▶ Material provided
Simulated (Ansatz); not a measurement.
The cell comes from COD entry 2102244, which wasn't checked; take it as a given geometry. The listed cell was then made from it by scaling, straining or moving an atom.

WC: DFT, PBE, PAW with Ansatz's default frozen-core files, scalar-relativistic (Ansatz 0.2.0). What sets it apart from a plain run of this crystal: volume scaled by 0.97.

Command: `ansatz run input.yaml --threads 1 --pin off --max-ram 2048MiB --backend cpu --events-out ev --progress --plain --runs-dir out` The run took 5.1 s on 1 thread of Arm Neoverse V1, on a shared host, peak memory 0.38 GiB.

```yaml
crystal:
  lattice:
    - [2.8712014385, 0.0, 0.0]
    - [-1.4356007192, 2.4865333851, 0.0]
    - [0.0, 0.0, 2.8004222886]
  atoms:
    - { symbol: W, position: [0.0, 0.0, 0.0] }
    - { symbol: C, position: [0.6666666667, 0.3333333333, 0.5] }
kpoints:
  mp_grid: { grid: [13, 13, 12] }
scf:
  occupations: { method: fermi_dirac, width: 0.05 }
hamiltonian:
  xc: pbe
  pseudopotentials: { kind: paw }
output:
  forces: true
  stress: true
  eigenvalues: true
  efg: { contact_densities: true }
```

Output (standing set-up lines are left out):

▶ Task item
Would you restate exactly the lines of the material above, from its opening line through the line with "WC: DFT, PBE, PAW", and output only those?

▶ Answer section
Simulated (Ansatz); not a measurement.
The cell comes from COD entry 2102244, which wasn't checked; take it as a given geometry. The listed cell was then made from it by scaling, straining or moving an atom.

WC: DFT, PBE, PAW with Ansatz's default frozen-core files, scalar-relativistic (Ansatz 0.2.0). What sets it apart from a plain run of this crystal: volume scaled by 0.97.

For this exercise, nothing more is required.